*ACTIVITY*. Retype each entry below, keeping every character the same.

*RAW DATA*.
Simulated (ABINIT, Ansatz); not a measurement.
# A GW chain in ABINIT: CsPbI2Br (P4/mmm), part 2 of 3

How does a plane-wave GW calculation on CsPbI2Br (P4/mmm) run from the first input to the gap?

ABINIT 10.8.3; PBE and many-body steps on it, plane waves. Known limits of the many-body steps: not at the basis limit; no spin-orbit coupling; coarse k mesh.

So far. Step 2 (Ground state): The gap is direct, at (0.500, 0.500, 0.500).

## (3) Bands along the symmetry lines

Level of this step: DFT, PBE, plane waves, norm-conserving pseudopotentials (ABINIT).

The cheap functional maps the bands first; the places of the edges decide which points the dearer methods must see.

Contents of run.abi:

*ANSWER SPACE*.
Simulated (ABINIT, Ansatz); not a measurement.
# A GW chain in ABINIT: CsPbI2Br (P4/mmm), part 2 of 3

How does a plane-wave GW calculation on CsPbI2Br (P4/mmm) run from the first input to the gap?

ABINIT 10.8.3; PBE and many-body steps on it, plane waves. Known limits of the many-body steps: not at the basis limit; no spin-orbit coupling; coarse k mesh.

So far. Step 2 (Ground state): The gap is direct, at (0.500, 0.500, 0.500).

## (3) Bands along the symmetry lines

Level of this step: DFT, PBE, plane waves, norm-conserving pseudopotentials (ABINIT).

The cheap functional maps the bands first; the places of the edges decide which points the dearer methods must see.

Contents of run.abi:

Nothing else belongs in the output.